Records provided section start
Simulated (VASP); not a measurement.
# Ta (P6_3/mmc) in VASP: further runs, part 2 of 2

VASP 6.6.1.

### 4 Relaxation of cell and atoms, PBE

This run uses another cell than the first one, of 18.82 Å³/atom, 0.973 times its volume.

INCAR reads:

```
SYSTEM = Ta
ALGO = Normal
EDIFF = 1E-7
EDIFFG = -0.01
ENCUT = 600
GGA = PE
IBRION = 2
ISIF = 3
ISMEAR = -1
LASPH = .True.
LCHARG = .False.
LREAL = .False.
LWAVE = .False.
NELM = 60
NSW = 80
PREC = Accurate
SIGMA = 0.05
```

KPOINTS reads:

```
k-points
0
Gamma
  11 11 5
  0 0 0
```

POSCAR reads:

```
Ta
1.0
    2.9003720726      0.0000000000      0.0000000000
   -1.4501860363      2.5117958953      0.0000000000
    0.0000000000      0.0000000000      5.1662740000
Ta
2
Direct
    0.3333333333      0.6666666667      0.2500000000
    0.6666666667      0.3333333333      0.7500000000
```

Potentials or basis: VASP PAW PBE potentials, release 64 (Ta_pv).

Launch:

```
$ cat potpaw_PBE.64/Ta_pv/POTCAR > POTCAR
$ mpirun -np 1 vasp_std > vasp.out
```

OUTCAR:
Records provided section end

» **Work order**
Retype all of the records so that every line matches the original exactly.

» **Exercise response**
Simulated (VASP); not a measurement.
# Ta (P6_3/mmc) in VASP: further runs, part 2 of 2

VASP 6.6.1.

### 4 Relaxation of cell and atoms, PBE

This run uses another cell than the first one, of 18.82 Å³/atom, 0.973 times its volume.

INCAR reads:

```
SYSTEM = Ta
ALGO = Normal
EDIFF = 1E-7
EDIFFG = -0.01
ENCUT = 600
GGA = PE
IBRION = 2
ISIF = 3
ISMEAR = -1
LASPH = .True.
LCHARG = .False.
LREAL = .False.
LWAVE = .False.
NELM = 60
NSW = 80
PREC = Accurate
SIGMA = 0.05
```

KPOINTS reads:

```
k-points
0
Gamma
  11 11 5
  0 0 0
```

POSCAR reads:

```
Ta
1.0
    2.9003720726      0.0000000000      0.0000000000
   -1.4501860363      2.5117958953      0.0000000000
    0.0000000000      0.0000000000      5.1662740000
Ta
2
Direct
    0.3333333333      0.6666666667      0.2500000000
    0.6666666667      0.3333333333      0.7500000000
```

Potentials or basis: VASP PAW PBE potentials, release 64 (Ta_pv).

Launch:

```
$ cat potpaw_PBE.64/Ta_pv/POTCAR > POTCAR
$ mpirun -np 1 vasp_std > vasp.out
```

OUTCAR:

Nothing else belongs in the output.